== Segment start ==

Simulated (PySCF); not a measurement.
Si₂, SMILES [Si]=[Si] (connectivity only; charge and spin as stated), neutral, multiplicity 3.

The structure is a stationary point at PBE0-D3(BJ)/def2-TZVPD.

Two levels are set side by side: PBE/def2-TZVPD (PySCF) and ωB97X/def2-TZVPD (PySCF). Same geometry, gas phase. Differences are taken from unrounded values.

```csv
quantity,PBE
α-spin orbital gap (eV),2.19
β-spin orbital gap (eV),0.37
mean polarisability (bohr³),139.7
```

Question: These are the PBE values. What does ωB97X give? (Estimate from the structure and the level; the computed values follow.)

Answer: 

== Segment end ==

Each entry in the listing is to be output exactly as given.

* _ANSWER BOX_:
Simulated (PySCF); not a measurement.
Si₂, SMILES [Si]=[Si] (connectivity only; charge and spin as stated), neutral, multiplicity 3.

The structure is a stationary point at PBE0-D3(BJ)/def2-TZVPD.

Two levels are set side by side: PBE/def2-TZVPD (PySCF) and ωB97X/def2-TZVPD (PySCF). Same geometry, gas phase. Differences are taken from unrounded values.

```csv
quantity,PBE
α-spin orbital gap (eV),2.19
β-spin orbital gap (eV),0.37
mean polarisability (bohr³),139.7
```

Question: These are the PBE values. What does ωB97X give? (Estimate from the structure and the level; the computed values follow.)

Answer: 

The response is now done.